* **ACTIVITY**
Repeat exactly the lines of the entries below from the one with "Continued. System: W2HS6" through the one with "Fig. 1: The", both ends included, and nothing else.

* **EXTRACTED RECORDS**
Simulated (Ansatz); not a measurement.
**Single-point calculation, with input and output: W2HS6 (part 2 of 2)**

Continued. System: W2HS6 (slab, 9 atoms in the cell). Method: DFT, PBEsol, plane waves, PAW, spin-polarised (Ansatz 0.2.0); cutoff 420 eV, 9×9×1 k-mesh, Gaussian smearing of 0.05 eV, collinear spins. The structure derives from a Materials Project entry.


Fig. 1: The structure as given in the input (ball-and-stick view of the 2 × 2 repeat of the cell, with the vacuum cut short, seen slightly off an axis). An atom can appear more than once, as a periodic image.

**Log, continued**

* **TASK RESULT**
Continued. System: W2HS6 (slab, 9 atoms in the cell). Method: DFT, PBEsol, plane waves, PAW, spin-polarised (Ansatz 0.2.0); cutoff 420 eV, 9×9×1 k-mesh, Gaussian smearing of 0.05 eV, collinear spins. The structure derives from a Materials Project entry.


Fig. 1: The structure as given in the input (ball-and-stick view of the 2 × 2 repeat of the cell, with the vacuum cut short, seen slightly off an axis). An atom can appear more than once, as a periodic image.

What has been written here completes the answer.